= = = = = = =

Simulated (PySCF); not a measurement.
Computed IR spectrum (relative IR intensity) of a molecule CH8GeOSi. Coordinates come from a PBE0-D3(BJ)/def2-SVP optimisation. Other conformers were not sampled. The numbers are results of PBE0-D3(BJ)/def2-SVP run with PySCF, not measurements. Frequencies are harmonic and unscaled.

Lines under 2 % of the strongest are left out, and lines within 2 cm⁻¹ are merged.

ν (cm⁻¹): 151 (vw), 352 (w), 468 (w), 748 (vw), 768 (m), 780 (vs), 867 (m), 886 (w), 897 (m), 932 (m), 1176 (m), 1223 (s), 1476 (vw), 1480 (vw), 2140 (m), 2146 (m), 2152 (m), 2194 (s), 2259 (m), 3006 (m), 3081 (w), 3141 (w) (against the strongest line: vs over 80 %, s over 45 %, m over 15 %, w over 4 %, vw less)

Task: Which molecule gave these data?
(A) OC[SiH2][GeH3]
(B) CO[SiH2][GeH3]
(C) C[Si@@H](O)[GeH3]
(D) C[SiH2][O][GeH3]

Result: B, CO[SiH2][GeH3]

= = = = = = =

* **Work item**
This exercise calls for the entries to be restated exactly.

* **Task result**
Simulated (PySCF); not a measurement.
Computed IR spectrum (relative IR intensity) of a molecule CH8GeOSi. Coordinates come from a PBE0-D3(BJ)/def2-SVP optimisation. Other conformers were not sampled. The numbers are results of PBE0-D3(BJ)/def2-SVP run with PySCF, not measurements. Frequencies are harmonic and unscaled.

Lines under 2 % of the strongest are left out, and lines within 2 cm⁻¹ are merged.

ν (cm⁻¹): 151 (vw), 352 (w), 468 (w), 748 (vw), 768 (m), 780 (vs), 867 (m), 886 (w), 897 (m), 932 (m), 1176 (m), 1223 (s), 1476 (vw), 1480 (vw), 2140 (m), 2146 (m), 2152 (m), 2194 (s), 2259 (m), 3006 (m), 3081 (w), 3141 (w) (against the strongest line: vs over 80 %, s over 45 %, m over 15 %, w over 4 %, vw less)

Task: Which molecule gave these data?
(A) OC[SiH2][GeH3]
(B) CO[SiH2][GeH3]
(C) C[Si@@H](O)[GeH3]
(D) C[SiH2][O][GeH3]

Result: B, CO[SiH2][GeH3]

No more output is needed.